━━━━━━━━

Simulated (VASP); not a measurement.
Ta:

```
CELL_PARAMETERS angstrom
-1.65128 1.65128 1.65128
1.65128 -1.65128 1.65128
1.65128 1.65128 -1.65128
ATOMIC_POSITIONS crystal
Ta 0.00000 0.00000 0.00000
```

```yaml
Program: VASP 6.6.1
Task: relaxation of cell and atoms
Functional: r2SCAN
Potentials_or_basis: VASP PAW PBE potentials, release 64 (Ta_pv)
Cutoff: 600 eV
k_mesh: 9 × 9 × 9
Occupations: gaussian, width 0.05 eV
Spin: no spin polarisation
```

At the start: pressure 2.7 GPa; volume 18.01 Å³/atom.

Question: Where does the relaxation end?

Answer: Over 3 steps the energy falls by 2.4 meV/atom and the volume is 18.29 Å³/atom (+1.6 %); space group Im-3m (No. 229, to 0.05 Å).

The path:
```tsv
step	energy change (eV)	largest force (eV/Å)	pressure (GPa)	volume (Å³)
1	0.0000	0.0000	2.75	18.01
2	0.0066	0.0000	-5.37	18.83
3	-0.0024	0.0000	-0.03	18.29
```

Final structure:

━━━━━━━━

# WORK ORDER:
Each record should come back exactly as written.

# EXERCISE ANSWER:
Simulated (VASP); not a measurement.
Ta:

```
CELL_PARAMETERS angstrom
-1.65128 1.65128 1.65128
1.65128 -1.65128 1.65128
1.65128 1.65128 -1.65128
ATOMIC_POSITIONS crystal
Ta 0.00000 0.00000 0.00000
```

```yaml
Program: VASP 6.6.1
Task: relaxation of cell and atoms
Functional: r2SCAN
Potentials_or_basis: VASP PAW PBE potentials, release 64 (Ta_pv)
Cutoff: 600 eV
k_mesh: 9 × 9 × 9
Occupations: gaussian, width 0.05 eV
Spin: no spin polarisation
```

At the start: pressure 2.7 GPa; volume 18.01 Å³/atom.

Question: Where does the relaxation end?

Answer: Over 3 steps the energy falls by 2.4 meV/atom and the volume is 18.29 Å³/atom (+1.6 %); space group Im-3m (No. 229, to 0.05 Å).

The path:
```tsv
step	energy change (eV)	largest force (eV/Å)	pressure (GPa)	volume (Å³)
1	0.0000	0.0000	2.75	18.01
2	0.0066	0.0000	-5.37	18.83
3	-0.0024	0.0000	-0.03	18.29
```

Final structure:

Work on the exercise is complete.